# [Work item]
Give back every record exactly as it reads.

__________________________________________________
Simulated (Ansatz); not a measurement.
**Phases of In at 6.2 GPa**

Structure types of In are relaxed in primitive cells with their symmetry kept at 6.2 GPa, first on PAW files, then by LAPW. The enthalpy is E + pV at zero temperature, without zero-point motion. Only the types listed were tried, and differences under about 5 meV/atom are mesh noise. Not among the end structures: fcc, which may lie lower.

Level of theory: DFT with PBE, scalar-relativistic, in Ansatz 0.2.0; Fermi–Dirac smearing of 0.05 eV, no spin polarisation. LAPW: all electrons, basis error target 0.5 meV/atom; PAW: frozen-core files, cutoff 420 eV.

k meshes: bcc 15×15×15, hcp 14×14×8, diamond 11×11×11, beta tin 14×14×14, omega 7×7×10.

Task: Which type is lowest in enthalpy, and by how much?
__________________________________________________

# [Written reply]
Simulated (Ansatz); not a measurement.
**Phases of In at 6.2 GPa**

Structure types of In are relaxed in primitive cells with their symmetry kept at 6.2 GPa, first on PAW files, then by LAPW. The enthalpy is E + pV at zero temperature, without zero-point motion. Only the types listed were tried, and differences under about 5 meV/atom are mesh noise. Not among the end structures: fcc, which may lie lower.

Level of theory: DFT with PBE, scalar-relativistic, in Ansatz 0.2.0; Fermi–Dirac smearing of 0.05 eV, no spin polarisation. LAPW: all electrons, basis error target 0.5 meV/atom; PAW: frozen-core files, cutoff 420 eV.

k meshes: bcc 15×15×15, hcp 14×14×8, diamond 11×11×11, beta tin 14×14×14, omega 7×7×10.

Task: Which type is lowest in enthalpy, and by how much?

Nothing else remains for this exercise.